ACTION ITEM: Give back an exact copy of the lines in the records below, from the line that has "Level of theory: UKS" through the line that has "The fields are", and nothing besides.

RECORDS SUPPLIED:
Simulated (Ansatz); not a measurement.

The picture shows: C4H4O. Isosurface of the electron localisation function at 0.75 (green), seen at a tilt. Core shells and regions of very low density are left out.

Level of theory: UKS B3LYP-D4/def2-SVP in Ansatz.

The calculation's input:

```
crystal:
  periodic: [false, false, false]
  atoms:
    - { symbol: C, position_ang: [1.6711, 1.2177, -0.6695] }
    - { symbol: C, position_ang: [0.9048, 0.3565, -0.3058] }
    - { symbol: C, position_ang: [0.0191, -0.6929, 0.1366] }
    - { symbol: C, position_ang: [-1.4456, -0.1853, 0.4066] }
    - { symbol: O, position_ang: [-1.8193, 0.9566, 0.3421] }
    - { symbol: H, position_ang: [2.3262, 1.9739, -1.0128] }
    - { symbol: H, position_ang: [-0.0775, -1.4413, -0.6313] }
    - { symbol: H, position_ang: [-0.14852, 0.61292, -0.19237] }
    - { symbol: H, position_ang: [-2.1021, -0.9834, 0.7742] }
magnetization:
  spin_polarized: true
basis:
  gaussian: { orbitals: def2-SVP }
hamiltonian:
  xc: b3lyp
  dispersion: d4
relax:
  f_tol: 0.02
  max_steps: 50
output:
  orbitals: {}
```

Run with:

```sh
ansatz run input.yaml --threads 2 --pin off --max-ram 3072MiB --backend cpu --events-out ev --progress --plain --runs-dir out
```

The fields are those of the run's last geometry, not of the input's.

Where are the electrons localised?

SOLUTION:
Level of theory: UKS B3LYP-D4/def2-SVP in Ansatz.

The calculation's input:

```
crystal:
  periodic: [false, false, false]
  atoms:
    - { symbol: C, position_ang: [1.6711, 1.2177, -0.6695] }
    - { symbol: C, position_ang: [0.9048, 0.3565, -0.3058] }
    - { symbol: C, position_ang: [0.0191, -0.6929, 0.1366] }
    - { symbol: C, position_ang: [-1.4456, -0.1853, 0.4066] }
    - { symbol: O, position_ang: [-1.8193, 0.9566, 0.3421] }
    - { symbol: H, position_ang: [2.3262, 1.9739, -1.0128] }
    - { symbol: H, position_ang: [-0.0775, -1.4413, -0.6313] }
    - { symbol: H, position_ang: [-0.14852, 0.61292, -0.19237] }
    - { symbol: H, position_ang: [-2.1021, -0.9834, 0.7742] }
magnetization:
  spin_polarized: true
basis:
  gaussian: { orbitals: def2-SVP }
hamiltonian:
  xc: b3lyp
  dispersion: d4
relax:
  f_tol: 0.02
  max_steps: 50
output:
  orbitals: {}
```

Run with:

```sh
ansatz run input.yaml --threads 2 --pin off --max-ram 3072MiB --backend cpu --events-out ev --progress --plain --runs-dir out
```

The fields are those of the run's last geometry, not of the input's.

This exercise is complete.